_Work item_:
Copy out the lines of the records below, and only those lines, from the one with "with B1–P2–C4–F5 74°" through the one with "-153°, Si2–N3–C4–C5 -86°", exactly as they appear.

Record excerpts Start Marker
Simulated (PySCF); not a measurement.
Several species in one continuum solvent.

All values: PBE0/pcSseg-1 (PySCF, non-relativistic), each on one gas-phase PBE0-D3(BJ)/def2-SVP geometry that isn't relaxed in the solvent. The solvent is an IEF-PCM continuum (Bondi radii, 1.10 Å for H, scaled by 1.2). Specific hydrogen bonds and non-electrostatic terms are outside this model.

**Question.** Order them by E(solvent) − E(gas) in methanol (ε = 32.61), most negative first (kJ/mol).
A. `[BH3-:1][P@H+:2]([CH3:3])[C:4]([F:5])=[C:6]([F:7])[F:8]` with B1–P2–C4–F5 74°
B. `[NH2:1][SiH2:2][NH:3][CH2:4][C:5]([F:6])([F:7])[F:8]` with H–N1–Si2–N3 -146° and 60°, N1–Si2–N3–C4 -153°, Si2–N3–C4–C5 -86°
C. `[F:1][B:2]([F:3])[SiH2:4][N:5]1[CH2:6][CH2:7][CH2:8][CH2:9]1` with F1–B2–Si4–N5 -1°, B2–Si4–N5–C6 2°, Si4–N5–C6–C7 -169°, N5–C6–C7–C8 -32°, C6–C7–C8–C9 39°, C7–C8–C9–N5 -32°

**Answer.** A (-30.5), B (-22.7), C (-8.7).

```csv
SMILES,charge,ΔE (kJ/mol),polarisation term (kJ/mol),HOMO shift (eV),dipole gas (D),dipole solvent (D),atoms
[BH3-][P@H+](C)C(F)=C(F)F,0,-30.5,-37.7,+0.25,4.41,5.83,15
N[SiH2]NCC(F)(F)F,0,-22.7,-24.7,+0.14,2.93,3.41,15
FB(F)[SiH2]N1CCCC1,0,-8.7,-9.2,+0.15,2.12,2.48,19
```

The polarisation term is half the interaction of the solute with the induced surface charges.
Record excerpts End Marker

_Exercise result_:
A. `[BH3-:1][P@H+:2]([CH3:3])[C:4]([F:5])=[C:6]([F:7])[F:8]` with B1–P2–C4–F5 74°
B. `[NH2:1][SiH2:2][NH:3][CH2:4][C:5]([F:6])([F:7])[F:8]` with H–N1–Si2–N3 -146° and 60°, N1–Si2–N3–C4 -153°, Si2–N3–C4–C5 -86°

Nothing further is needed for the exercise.